# [Extracted information]
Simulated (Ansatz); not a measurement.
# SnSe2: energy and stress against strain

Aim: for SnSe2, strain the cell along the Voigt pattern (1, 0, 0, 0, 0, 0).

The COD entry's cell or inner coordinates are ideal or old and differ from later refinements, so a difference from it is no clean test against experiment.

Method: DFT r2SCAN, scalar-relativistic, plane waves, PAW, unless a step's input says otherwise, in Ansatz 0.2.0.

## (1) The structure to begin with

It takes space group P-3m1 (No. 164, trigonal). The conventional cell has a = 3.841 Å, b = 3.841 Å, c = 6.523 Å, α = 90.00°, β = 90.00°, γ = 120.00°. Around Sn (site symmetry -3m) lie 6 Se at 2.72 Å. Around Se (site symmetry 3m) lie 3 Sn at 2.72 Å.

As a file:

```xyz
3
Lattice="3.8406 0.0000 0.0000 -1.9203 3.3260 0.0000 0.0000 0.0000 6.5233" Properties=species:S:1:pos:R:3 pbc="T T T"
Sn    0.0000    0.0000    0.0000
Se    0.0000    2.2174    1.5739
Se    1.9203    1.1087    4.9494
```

# [Requirement]
Could you output every entry above exactly as it stands?

# [Result]
Simulated (Ansatz); not a measurement.
# SnSe2: energy and stress against strain

Aim: for SnSe2, strain the cell along the Voigt pattern (1, 0, 0, 0, 0, 0).

The COD entry's cell or inner coordinates are ideal or old and differ from later refinements, so a difference from it is no clean test against experiment.

Method: DFT r2SCAN, scalar-relativistic, plane waves, PAW, unless a step's input says otherwise, in Ansatz 0.2.0.

## (1) The structure to begin with

It takes space group P-3m1 (No. 164, trigonal). The conventional cell has a = 3.841 Å, b = 3.841 Å, c = 6.523 Å, α = 90.00°, β = 90.00°, γ = 120.00°. Around Sn (site symmetry -3m) lie 6 Se at 2.72 Å. Around Se (site symmetry 3m) lie 3 Sn at 2.72 Å.

As a file:

```xyz
3
Lattice="3.8406 0.0000 0.0000 -1.9203 3.3260 0.0000 0.0000 0.0000 6.5233" Properties=species:S:1:pos:R:3 pbc="T T T"
Sn    0.0000    0.0000    0.0000
Se    0.0000    2.2174    1.5739
Se    1.9203    1.1087    4.9494
```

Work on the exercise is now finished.